Data under study –
▼▼▼

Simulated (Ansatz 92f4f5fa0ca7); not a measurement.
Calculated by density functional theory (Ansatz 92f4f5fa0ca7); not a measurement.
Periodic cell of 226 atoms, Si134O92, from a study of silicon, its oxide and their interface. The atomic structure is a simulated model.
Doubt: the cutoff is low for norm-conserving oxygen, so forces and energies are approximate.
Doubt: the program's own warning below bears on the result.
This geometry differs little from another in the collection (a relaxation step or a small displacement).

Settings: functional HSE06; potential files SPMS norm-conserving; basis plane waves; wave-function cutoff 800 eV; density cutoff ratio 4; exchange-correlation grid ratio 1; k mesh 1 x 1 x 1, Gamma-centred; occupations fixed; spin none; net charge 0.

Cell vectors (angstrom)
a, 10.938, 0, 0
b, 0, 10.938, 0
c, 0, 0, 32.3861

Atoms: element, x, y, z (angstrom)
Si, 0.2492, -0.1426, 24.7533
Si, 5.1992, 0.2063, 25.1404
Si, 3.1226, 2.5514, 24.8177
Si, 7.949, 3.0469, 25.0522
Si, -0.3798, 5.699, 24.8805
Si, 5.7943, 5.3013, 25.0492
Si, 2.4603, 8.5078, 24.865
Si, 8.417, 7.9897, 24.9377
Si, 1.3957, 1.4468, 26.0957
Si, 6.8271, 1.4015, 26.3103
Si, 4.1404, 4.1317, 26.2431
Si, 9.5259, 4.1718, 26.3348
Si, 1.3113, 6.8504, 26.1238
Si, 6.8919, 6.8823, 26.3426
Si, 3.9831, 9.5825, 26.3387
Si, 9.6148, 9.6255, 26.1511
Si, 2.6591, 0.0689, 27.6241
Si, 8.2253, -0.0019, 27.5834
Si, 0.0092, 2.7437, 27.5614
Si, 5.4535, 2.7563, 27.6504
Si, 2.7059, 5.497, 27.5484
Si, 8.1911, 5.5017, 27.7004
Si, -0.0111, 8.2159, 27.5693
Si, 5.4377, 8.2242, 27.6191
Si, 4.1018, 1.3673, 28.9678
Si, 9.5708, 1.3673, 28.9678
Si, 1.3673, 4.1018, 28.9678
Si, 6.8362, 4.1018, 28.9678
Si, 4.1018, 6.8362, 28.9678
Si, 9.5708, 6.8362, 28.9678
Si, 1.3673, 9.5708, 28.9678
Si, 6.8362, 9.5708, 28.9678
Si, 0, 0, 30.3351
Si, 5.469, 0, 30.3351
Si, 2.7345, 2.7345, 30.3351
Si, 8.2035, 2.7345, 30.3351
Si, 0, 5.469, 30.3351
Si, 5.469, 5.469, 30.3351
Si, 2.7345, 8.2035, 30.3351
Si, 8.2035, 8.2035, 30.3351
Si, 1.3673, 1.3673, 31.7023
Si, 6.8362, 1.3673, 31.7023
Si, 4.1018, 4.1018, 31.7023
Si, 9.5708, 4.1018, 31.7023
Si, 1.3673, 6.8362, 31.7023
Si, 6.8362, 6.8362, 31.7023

▲▲▲

Activity – In the entries above, please find the line with "a, 10.938, 0, 0" and the line with "Si, 4.1404, 4.1317, 26.2431", then write out exactly those two lines and every line between them, and nothing more.

Response area –
a, 10.938, 0, 0
b, 0, 10.938, 0
c, 0, 0, 32.3861

Atoms: element, x, y, z (angstrom)
Si, 0.2492, -0.1426, 24.7533
Si, 5.1992, 0.2063, 25.1404
Si, 3.1226, 2.5514, 24.8177
Si, 7.949, 3.0469, 25.0522
Si, -0.3798, 5.699, 24.8805
Si, 5.7943, 5.3013, 25.0492
Si, 2.4603, 8.5078, 24.865
Si, 8.417, 7.9897, 24.9377
Si, 1.3957, 1.4468, 26.0957
Si, 6.8271, 1.4015, 26.3103
Si, 4.1404, 4.1317, 26.2431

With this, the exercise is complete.